• Activity: Repeat, please, only the lines from the top of the data down to the line with "Reference structure (relaxed"; include both of those lines.

------ Raw data

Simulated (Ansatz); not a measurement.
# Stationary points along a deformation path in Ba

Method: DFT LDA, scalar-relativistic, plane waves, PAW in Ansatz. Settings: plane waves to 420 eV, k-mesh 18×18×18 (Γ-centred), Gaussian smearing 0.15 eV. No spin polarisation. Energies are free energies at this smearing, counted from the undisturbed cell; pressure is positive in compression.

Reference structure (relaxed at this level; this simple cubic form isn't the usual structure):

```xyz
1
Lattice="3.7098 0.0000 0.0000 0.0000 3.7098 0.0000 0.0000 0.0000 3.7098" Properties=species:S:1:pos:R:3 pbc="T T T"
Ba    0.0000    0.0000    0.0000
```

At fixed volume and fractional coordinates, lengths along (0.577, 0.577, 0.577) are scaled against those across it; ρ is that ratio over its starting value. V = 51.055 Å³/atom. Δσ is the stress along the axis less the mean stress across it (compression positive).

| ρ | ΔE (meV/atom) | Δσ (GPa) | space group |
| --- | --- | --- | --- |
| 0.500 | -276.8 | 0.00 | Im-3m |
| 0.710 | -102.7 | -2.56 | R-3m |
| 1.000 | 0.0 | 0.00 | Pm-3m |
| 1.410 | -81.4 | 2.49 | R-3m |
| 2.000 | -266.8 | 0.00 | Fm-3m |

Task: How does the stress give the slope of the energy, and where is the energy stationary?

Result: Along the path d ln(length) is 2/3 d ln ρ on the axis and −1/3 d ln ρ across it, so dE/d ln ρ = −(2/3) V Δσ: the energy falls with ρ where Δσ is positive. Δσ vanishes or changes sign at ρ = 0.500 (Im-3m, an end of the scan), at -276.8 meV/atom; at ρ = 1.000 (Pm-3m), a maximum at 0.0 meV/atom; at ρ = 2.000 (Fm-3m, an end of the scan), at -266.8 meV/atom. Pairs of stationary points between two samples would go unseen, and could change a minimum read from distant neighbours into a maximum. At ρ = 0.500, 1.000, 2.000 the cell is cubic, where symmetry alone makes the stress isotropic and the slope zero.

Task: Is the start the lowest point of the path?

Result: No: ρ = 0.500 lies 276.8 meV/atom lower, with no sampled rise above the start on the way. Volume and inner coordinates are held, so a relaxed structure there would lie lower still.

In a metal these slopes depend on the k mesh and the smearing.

------------

• Problem solution:
Simulated (Ansatz); not a measurement.
# Stationary points along a deformation path in Ba

Method: DFT LDA, scalar-relativistic, plane waves, PAW in Ansatz. Settings: plane waves to 420 eV, k-mesh 18×18×18 (Γ-centred), Gaussian smearing 0.15 eV. No spin polarisation. Energies are free energies at this smearing, counted from the undisturbed cell; pressure is positive in compression.

Reference structure (relaxed at this level; this simple cubic form isn't the usual structure):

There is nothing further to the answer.